Transcribe each record exactly as it appears.

Segment Open

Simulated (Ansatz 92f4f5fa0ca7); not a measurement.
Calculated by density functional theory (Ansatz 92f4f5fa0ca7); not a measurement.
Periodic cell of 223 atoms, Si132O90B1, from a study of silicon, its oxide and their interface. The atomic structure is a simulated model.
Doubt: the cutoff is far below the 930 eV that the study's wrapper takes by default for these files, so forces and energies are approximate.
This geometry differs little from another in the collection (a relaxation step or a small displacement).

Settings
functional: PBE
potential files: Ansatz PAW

Segment Closed

## Response area
Simulated (Ansatz 92f4f5fa0ca7); not a measurement.
Calculated by density functional theory (Ansatz 92f4f5fa0ca7); not a measurement.
Periodic cell of 223 atoms, Si132O90B1, from a study of silicon, its oxide and their interface. The atomic structure is a simulated model.
Doubt: the cutoff is far below the 930 eV that the study's wrapper takes by default for these files, so forces and energies are approximate.
This geometry differs little from another in the collection (a relaxation step or a small displacement).

Settings
functional: PBE
potential files: Ansatz PAW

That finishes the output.